───
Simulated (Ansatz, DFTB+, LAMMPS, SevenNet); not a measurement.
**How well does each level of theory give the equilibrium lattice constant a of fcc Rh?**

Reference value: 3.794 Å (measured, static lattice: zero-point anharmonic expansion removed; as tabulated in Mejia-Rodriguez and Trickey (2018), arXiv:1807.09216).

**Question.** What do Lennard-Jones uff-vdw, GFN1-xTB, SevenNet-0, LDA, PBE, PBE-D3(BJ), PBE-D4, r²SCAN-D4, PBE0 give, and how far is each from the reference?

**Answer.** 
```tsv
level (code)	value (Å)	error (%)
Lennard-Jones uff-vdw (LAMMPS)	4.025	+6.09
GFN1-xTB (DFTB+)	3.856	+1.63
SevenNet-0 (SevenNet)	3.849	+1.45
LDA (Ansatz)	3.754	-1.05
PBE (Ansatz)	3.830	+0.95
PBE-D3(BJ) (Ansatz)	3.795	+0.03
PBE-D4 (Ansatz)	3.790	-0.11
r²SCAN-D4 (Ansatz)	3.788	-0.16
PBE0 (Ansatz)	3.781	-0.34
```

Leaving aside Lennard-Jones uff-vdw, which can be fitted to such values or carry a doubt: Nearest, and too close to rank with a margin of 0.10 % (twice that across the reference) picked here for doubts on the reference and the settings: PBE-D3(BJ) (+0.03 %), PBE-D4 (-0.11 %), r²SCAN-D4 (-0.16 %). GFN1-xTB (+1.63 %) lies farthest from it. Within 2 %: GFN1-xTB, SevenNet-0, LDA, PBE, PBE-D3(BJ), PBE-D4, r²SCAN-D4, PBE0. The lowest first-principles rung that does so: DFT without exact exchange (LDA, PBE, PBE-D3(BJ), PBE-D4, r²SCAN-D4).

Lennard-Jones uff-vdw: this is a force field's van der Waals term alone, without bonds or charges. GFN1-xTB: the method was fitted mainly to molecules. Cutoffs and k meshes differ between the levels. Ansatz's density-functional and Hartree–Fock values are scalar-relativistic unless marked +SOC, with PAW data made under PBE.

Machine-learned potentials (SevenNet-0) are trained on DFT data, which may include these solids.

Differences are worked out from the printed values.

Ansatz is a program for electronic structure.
───

◆ **EXERCISE**: Repeat the records above line by line, from the first line through the line that contains "of fcc Rh?**".

◆ **RESPONSE**:
Simulated (Ansatz, DFTB+, LAMMPS, SevenNet); not a measurement.
**How well does each level of theory give the equilibrium lattice constant a of fcc Rh?**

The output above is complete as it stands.